*** Data extracts ***
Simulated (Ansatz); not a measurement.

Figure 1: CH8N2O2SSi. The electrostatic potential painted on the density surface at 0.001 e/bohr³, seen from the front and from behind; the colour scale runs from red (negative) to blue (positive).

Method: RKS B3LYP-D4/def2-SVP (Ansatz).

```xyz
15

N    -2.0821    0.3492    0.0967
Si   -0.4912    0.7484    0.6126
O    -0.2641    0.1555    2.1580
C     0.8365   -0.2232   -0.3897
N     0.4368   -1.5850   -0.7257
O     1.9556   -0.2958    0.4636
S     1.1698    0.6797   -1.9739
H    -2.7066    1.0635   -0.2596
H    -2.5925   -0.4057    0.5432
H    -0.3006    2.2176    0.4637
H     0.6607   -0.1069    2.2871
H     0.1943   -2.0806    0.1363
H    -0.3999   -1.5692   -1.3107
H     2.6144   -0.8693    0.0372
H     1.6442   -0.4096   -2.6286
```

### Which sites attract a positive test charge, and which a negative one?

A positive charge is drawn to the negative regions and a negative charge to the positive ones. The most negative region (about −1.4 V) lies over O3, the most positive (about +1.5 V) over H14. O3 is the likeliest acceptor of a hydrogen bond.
*** End of Data extracts ***

### [Work request]
Take the records above and return, word for word, only the lines that fall from the line with "Method: RKS B3LYP-D4/def2-SVP (Ansatz)." to the line with "### Which sites", both of them included.

### [Response]
Method: RKS B3LYP-D4/def2-SVP (Ansatz).

```xyz
15

N    -2.0821    0.3492    0.0967
Si   -0.4912    0.7484    0.6126
O    -0.2641    0.1555    2.1580
C     0.8365   -0.2232   -0.3897
N     0.4368   -1.5850   -0.7257
O     1.9556   -0.2958    0.4636
S     1.1698    0.6797   -1.9739
H    -2.7066    1.0635   -0.2596
H    -2.5925   -0.4057    0.5432
H    -0.3006    2.2176    0.4637
H     0.6607   -0.1069    2.2871
H     0.1943   -2.0806    0.1363
H    -0.3999   -1.5692   -1.3107
H     2.6144   -0.8693    0.0372
H     1.6442   -0.4096   -2.6286
```

### Which sites attract a positive test charge, and which a negative one?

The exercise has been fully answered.